**LISTED ENTRIES**
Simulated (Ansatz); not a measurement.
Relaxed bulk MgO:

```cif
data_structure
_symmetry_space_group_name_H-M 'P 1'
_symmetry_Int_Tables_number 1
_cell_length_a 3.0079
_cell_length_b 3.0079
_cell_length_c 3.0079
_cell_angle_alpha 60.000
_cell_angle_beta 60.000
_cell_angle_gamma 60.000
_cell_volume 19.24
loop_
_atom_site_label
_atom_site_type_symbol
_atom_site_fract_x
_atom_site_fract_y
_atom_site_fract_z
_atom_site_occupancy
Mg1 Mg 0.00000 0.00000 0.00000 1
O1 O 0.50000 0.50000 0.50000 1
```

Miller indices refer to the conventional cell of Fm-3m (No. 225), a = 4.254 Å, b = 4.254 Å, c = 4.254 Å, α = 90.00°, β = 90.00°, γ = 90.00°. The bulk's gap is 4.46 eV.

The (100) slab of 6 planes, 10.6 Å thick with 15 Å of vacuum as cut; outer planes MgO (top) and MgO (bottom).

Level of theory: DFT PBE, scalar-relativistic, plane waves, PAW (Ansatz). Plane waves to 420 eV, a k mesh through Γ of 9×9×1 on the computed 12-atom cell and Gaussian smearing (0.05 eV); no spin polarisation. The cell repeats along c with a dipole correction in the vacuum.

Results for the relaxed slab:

**WORK REQUEST**
Return each line above exactly.

**RESPONSE AREA**
Simulated (Ansatz); not a measurement.
Relaxed bulk MgO:

```cif
data_structure
_symmetry_space_group_name_H-M 'P 1'
_symmetry_Int_Tables_number 1
_cell_length_a 3.0079
_cell_length_b 3.0079
_cell_length_c 3.0079
_cell_angle_alpha 60.000
_cell_angle_beta 60.000
_cell_angle_gamma 60.000
_cell_volume 19.24
loop_
_atom_site_label
_atom_site_type_symbol
_atom_site_fract_x
_atom_site_fract_y
_atom_site_fract_z
_atom_site_occupancy
Mg1 Mg 0.00000 0.00000 0.00000 1
O1 O 0.50000 0.50000 0.50000 1
```

Miller indices refer to the conventional cell of Fm-3m (No. 225), a = 4.254 Å, b = 4.254 Å, c = 4.254 Å, α = 90.00°, β = 90.00°, γ = 90.00°. The bulk's gap is 4.46 eV.

The (100) slab of 6 planes, 10.6 Å thick with 15 Å of vacuum as cut; outer planes MgO (top) and MgO (bottom).

Level of theory: DFT PBE, scalar-relativistic, plane waves, PAW (Ansatz). Plane waves to 420 eV, a k mesh through Γ of 9×9×1 on the computed 12-atom cell and Gaussian smearing (0.05 eV); no spin polarisation. The cell repeats along c with a dipole correction in the vacuum.

Results for the relaxed slab:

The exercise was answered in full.